WORK ORDER >> Set out exactly every line of the entries below, starting at the line that holds "1,1-dichlorocyclopropane, C3H4Cl2." and stopping after the line that holds "Result: S8 at 8.30 eV (149 nm, f = 0.099).".

__________

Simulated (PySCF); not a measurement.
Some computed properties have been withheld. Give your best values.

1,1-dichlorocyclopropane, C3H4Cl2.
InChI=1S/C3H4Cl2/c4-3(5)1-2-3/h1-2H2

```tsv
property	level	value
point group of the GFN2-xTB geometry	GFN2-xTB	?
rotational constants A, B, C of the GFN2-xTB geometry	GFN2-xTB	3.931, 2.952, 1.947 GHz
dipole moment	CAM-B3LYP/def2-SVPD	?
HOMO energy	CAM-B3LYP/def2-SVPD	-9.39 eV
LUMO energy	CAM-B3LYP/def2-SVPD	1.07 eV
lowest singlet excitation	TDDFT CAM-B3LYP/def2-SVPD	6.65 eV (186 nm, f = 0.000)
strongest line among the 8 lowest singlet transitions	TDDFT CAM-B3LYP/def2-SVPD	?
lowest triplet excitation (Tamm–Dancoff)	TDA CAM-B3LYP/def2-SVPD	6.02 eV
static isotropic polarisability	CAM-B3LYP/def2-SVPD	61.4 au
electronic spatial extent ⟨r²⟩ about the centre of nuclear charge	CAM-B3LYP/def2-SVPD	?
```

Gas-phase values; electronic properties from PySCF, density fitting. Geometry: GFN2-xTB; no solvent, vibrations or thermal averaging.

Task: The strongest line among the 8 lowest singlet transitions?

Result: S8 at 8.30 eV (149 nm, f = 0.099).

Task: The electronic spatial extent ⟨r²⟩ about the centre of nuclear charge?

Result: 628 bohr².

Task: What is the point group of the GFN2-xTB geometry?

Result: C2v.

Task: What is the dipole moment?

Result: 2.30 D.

__________

RESULT >>
1,1-dichlorocyclopropane, C3H4Cl2.
InChI=1S/C3H4Cl2/c4-3(5)1-2-3/h1-2H2

```tsv
property	level	value
point group of the GFN2-xTB geometry	GFN2-xTB	?
rotational constants A, B, C of the GFN2-xTB geometry	GFN2-xTB	3.931, 2.952, 1.947 GHz
dipole moment	CAM-B3LYP/def2-SVPD	?
HOMO energy	CAM-B3LYP/def2-SVPD	-9.39 eV
LUMO energy	CAM-B3LYP/def2-SVPD	1.07 eV
lowest singlet excitation	TDDFT CAM-B3LYP/def2-SVPD	6.65 eV (186 nm, f = 0.000)
strongest line among the 8 lowest singlet transitions	TDDFT CAM-B3LYP/def2-SVPD	?
lowest triplet excitation (Tamm–Dancoff)	TDA CAM-B3LYP/def2-SVPD	6.02 eV
static isotropic polarisability	CAM-B3LYP/def2-SVPD	61.4 au
electronic spatial extent ⟨r²⟩ about the centre of nuclear charge	CAM-B3LYP/def2-SVPD	?
```

Gas-phase values; electronic properties from PySCF, density fitting. Geometry: GFN2-xTB; no solvent, vibrations or thermal averaging.

Task: The strongest line among the 8 lowest singlet transitions?

Result: S8 at 8.30 eV (149 nm, f = 0.099).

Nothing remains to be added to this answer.